**Information shown**
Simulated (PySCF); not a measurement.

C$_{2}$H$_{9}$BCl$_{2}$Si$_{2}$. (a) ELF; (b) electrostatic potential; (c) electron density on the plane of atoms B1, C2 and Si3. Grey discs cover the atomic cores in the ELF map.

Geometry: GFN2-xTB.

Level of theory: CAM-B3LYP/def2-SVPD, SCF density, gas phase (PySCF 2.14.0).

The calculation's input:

**Action item**
Would you please write out all the entries exactly?

**Task solution**
Simulated (PySCF); not a measurement.

C$_{2}$H$_{9}$BCl$_{2}$Si$_{2}$. (a) ELF; (b) electrostatic potential; (c) electron density on the plane of atoms B1, C2 and Si3. Grey discs cover the atomic cores in the ELF map.

Geometry: GFN2-xTB.

Level of theory: CAM-B3LYP/def2-SVPD, SCF density, gas phase (PySCF 2.14.0).

The calculation's input:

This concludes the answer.